§ Work order
Repeat every entry exactly. Leave nothing out.

------ Provided records
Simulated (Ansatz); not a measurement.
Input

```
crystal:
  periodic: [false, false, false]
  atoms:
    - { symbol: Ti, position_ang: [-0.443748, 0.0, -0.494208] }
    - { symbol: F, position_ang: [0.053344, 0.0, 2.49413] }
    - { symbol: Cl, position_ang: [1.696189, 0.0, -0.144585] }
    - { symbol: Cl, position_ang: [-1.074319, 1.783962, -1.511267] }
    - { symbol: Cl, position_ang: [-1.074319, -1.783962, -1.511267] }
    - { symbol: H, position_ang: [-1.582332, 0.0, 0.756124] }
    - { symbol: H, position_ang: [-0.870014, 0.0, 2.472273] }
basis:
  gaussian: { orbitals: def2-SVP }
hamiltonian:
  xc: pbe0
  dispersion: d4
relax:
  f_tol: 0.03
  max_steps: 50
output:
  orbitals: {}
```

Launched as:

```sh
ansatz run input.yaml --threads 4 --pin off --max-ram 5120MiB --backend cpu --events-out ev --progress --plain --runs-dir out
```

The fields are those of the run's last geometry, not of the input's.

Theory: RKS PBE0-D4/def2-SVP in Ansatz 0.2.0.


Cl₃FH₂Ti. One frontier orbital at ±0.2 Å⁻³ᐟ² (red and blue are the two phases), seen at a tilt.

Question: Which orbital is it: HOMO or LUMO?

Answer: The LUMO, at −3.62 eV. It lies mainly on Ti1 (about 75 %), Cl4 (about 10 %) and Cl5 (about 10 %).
------------

§ Expected answer
Simulated (Ansatz); not a measurement.
Input

```
crystal:
  periodic: [false, false, false]
  atoms:
    - { symbol: Ti, position_ang: [-0.443748, 0.0, -0.494208] }
    - { symbol: F, position_ang: [0.053344, 0.0, 2.49413] }
    - { symbol: Cl, position_ang: [1.696189, 0.0, -0.144585] }
    - { symbol: Cl, position_ang: [-1.074319, 1.783962, -1.511267] }
    - { symbol: Cl, position_ang: [-1.074319, -1.783962, -1.511267] }
    - { symbol: H, position_ang: [-1.582332, 0.0, 0.756124] }
    - { symbol: H, position_ang: [-0.870014, 0.0, 2.472273] }
basis:
  gaussian: { orbitals: def2-SVP }
hamiltonian:
  xc: pbe0
  dispersion: d4
relax:
  f_tol: 0.03
  max_steps: 50
output:
  orbitals: {}
```

Launched as:

```sh
ansatz run input.yaml --threads 4 --pin off --max-ram 5120MiB --backend cpu --events-out ev --progress --plain --runs-dir out
```

The fields are those of the run's last geometry, not of the input's.

Theory: RKS PBE0-D4/def2-SVP in Ansatz 0.2.0.


Cl₃FH₂Ti. One frontier orbital at ±0.2 Å⁻³ᐟ² (red and blue are the two phases), seen at a tilt.

Question: Which orbital is it: HOMO or LUMO?

Answer: The LUMO, at −3.62 eV. It lies mainly on Ti1 (about 75 %), Cl4 (about 10 %) and Cl5 (about 10 %).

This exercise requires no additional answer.